Assigned task: What you hand back must match the listing exactly.

= = = = = = =
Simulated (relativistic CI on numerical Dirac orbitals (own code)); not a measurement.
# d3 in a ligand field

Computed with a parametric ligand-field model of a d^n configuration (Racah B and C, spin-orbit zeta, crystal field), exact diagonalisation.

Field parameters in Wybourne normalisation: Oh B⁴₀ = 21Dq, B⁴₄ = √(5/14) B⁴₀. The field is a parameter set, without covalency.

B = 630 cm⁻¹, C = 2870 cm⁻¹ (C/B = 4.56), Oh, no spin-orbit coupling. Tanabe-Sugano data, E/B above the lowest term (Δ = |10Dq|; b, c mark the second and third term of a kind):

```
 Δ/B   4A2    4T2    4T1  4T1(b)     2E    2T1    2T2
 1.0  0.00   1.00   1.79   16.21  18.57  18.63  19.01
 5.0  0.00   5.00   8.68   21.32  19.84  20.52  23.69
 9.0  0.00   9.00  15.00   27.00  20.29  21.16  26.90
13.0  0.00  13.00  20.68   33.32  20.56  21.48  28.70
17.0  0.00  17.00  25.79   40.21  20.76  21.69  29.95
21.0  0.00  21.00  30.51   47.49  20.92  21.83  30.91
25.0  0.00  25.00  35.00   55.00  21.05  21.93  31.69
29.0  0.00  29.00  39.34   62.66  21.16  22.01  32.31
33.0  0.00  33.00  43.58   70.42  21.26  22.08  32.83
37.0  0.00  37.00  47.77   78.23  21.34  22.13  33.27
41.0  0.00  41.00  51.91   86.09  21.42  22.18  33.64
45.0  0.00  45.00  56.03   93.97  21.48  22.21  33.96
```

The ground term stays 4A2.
= = = = = = =

Exercise answer:
Simulated (relativistic CI on numerical Dirac orbitals (own code)); not a measurement.
# d3 in a ligand field

Computed with a parametric ligand-field model of a d^n configuration (Racah B and C, spin-orbit zeta, crystal field), exact diagonalisation.

Field parameters in Wybourne normalisation: Oh B⁴₀ = 21Dq, B⁴₄ = √(5/14) B⁴₀. The field is a parameter set, without covalency.

B = 630 cm⁻¹, C = 2870 cm⁻¹ (C/B = 4.56), Oh, no spin-orbit coupling. Tanabe-Sugano data, E/B above the lowest term (Δ = |10Dq|; b, c mark the second and third term of a kind):

```
 Δ/B   4A2    4T2    4T1  4T1(b)     2E    2T1    2T2
 1.0  0.00   1.00   1.79   16.21  18.57  18.63  19.01
 5.0  0.00   5.00   8.68   21.32  19.84  20.52  23.69
 9.0  0.00   9.00  15.00   27.00  20.29  21.16  26.90
13.0  0.00  13.00  20.68   33.32  20.56  21.48  28.70
17.0  0.00  17.00  25.79   40.21  20.76  21.69  29.95
21.0  0.00  21.00  30.51   47.49  20.92  21.83  30.91
25.0  0.00  25.00  35.00   55.00  21.05  21.93  31.69
29.0  0.00  29.00  39.34   62.66  21.16  22.01  32.31
33.0  0.00  33.00  43.58   70.42  21.26  22.08  32.83
37.0  0.00  37.00  47.77   78.23  21.34  22.13  33.27
41.0  0.00  41.00  51.91   86.09  21.42  22.18  33.64
45.0  0.00  45.00  56.03   93.97  21.48  22.21  33.96
```

The ground term stays 4A2.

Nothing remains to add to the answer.